#### [REQUIRED ACTION]
Quote the material below exactly as written, from the first line to the line that holds "CH₆NSi, SMILES NC[SiH2-], charge", endpoints included.

#### [DATASET EXCERPTS]
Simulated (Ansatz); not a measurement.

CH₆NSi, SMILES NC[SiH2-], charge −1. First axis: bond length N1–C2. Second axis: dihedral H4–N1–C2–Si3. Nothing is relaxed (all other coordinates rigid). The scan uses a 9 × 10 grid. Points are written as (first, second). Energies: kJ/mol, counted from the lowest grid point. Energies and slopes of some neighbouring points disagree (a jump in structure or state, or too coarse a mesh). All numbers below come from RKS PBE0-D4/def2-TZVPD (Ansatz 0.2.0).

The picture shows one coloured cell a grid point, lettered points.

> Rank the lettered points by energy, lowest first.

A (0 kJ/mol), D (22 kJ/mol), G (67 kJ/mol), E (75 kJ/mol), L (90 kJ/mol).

#### [RESPONSE AREA]
Simulated (Ansatz); not a measurement.

CH₆NSi, SMILES NC[SiH2-], charge −1. First axis: bond length N1–C2. Second axis: dihedral H4–N1–C2–Si3. Nothing is relaxed (all other coordinates rigid). The scan uses a 9 × 10 grid. Points are written as (first, second). Energies: kJ/mol, counted from the lowest grid point. Energies and slopes of some neighbouring points disagree (a jump in structure or state, or too coarse a mesh). All numbers below come from RKS PBE0-D4/def2-TZVPD (Ansatz 0.2.0).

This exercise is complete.